WORK ORDER → Every entry must appear in the output exactly as it does here.

** Opening INFORMATION SHOWN block **
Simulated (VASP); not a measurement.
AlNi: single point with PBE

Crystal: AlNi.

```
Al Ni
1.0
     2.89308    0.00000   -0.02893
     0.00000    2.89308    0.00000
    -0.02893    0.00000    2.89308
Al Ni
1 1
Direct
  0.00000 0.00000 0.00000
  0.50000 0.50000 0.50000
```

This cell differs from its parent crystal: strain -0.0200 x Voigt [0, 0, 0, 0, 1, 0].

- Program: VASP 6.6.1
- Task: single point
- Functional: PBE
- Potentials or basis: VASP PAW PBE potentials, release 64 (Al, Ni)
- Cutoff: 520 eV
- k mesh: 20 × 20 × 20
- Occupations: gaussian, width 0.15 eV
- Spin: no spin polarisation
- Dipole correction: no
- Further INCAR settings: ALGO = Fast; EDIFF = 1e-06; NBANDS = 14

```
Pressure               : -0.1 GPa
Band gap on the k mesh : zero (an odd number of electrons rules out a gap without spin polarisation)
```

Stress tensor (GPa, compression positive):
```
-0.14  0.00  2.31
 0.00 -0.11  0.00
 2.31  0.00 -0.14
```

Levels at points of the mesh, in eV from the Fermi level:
** Closing INFORMATION SHOWN block **

TASK OUTPUT →
Simulated (VASP); not a measurement.
AlNi: single point with PBE

Crystal: AlNi.

```
Al Ni
1.0
     2.89308    0.00000   -0.02893
     0.00000    2.89308    0.00000
    -0.02893    0.00000    2.89308
Al Ni
1 1
Direct
  0.00000 0.00000 0.00000
  0.50000 0.50000 0.50000
```

This cell differs from its parent crystal: strain -0.0200 x Voigt [0, 0, 0, 0, 1, 0].

- Program: VASP 6.6.1
- Task: single point
- Functional: PBE
- Potentials or basis: VASP PAW PBE potentials, release 64 (Al, Ni)
- Cutoff: 520 eV
- k mesh: 20 × 20 × 20
- Occupations: gaussian, width 0.15 eV
- Spin: no spin polarisation
- Dipole correction: no
- Further INCAR settings: ALGO = Fast; EDIFF = 1e-06; NBANDS = 14

```
Pressure               : -0.1 GPa
Band gap on the k mesh : zero (an odd number of electrons rules out a gap without spin polarisation)
```

Stress tensor (GPa, compression positive):
```
-0.14  0.00  2.31
 0.00 -0.11  0.00
 2.31  0.00 -0.14
```

Levels at points of the mesh, in eV from the Fermi level:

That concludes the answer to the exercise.